- **Exercise**: Copy every line of the material below exactly.

BEGIN Entries provided
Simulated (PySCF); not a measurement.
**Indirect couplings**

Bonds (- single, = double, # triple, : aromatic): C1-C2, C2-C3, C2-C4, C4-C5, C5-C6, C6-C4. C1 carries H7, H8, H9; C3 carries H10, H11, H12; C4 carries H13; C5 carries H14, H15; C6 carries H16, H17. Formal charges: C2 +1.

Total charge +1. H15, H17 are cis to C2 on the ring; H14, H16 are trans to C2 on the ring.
END Entries provided

- **Answer area**:
Simulated (PySCF); not a measurement.
**Indirect couplings**

Bonds (- single, = double, # triple, : aromatic): C1-C2, C2-C3, C2-C4, C4-C5, C5-C6, C6-C4. C1 carries H7, H8, H9; C3 carries H10, H11, H12; C4 carries H13; C5 carries H14, H15; C6 carries H16, H17. Formal charges: C2 +1.

Total charge +1. H15, H17 are cis to C2 on the ring; H14, H16 are trans to C2 on the ring.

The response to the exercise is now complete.